==============================

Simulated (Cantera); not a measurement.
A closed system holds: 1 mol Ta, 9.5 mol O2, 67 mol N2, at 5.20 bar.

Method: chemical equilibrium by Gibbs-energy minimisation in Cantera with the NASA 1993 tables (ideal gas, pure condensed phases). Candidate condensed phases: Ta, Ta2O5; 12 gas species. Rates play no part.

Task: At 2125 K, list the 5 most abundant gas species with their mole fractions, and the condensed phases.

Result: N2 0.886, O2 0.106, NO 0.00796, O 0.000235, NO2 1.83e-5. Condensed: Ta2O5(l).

==============================

WORK ITEM:
Copy the entries word for word. Start at the first line and end with the line containing "Task: At 2125".

EXERCISE ANSWER:
Simulated (Cantera); not a measurement.
A closed system holds: 1 mol Ta, 9.5 mol O2, 67 mol N2, at 5.20 bar.

Method: chemical equilibrium by Gibbs-energy minimisation in Cantera with the NASA 1993 tables (ideal gas, pure condensed phases). Candidate condensed phases: Ta, Ta2O5; 12 gas species. Rates play no part.

Task: At 2125 K, list the 5 most abundant gas species with their mole fractions, and the condensed phases.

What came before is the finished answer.